Start of Block

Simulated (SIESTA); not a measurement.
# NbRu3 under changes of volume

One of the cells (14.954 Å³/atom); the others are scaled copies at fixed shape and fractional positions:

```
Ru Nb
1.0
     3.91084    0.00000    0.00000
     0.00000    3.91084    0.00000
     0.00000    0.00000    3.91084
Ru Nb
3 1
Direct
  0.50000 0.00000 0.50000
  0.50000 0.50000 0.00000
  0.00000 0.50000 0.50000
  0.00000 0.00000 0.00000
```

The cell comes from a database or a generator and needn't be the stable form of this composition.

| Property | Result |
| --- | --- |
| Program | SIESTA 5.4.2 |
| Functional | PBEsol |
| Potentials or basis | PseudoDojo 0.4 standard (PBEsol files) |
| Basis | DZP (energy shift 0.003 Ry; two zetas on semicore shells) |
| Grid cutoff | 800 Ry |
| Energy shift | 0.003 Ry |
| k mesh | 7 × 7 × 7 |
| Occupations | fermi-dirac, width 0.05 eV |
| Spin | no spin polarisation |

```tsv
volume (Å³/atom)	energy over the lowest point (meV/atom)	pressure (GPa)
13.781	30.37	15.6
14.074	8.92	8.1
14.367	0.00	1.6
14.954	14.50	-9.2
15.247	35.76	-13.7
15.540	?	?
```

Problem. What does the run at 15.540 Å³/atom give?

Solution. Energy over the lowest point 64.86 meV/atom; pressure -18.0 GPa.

End of Block

- **WORK ORDER**: Set the entries above down once more, exactly as they stand.

- **TASK RESPONSE**:
Simulated (SIESTA); not a measurement.
# NbRu3 under changes of volume

One of the cells (14.954 Å³/atom); the others are scaled copies at fixed shape and fractional positions:

```
Ru Nb
1.0
     3.91084    0.00000    0.00000
     0.00000    3.91084    0.00000
     0.00000    0.00000    3.91084
Ru Nb
3 1
Direct
  0.50000 0.00000 0.50000
  0.50000 0.50000 0.00000
  0.00000 0.50000 0.50000
  0.00000 0.00000 0.00000
```

The cell comes from a database or a generator and needn't be the stable form of this composition.

| Property | Result |
| --- | --- |
| Program | SIESTA 5.4.2 |
| Functional | PBEsol |
| Potentials or basis | PseudoDojo 0.4 standard (PBEsol files) |
| Basis | DZP (energy shift 0.003 Ry; two zetas on semicore shells) |
| Grid cutoff | 800 Ry |
| Energy shift | 0.003 Ry |
| k mesh | 7 × 7 × 7 |
| Occupations | fermi-dirac, width 0.05 eV |
| Spin | no spin polarisation |

```tsv
volume (Å³/atom)	energy over the lowest point (meV/atom)	pressure (GPa)
13.781	30.37	15.6
14.074	8.92	8.1
14.367	0.00	1.6
14.954	14.50	-9.2
15.247	35.76	-13.7
15.540	?	?
```

Problem. What does the run at 15.540 Å³/atom give?

Solution. Energy over the lowest point 64.86 meV/atom; pressure -18.0 GPa.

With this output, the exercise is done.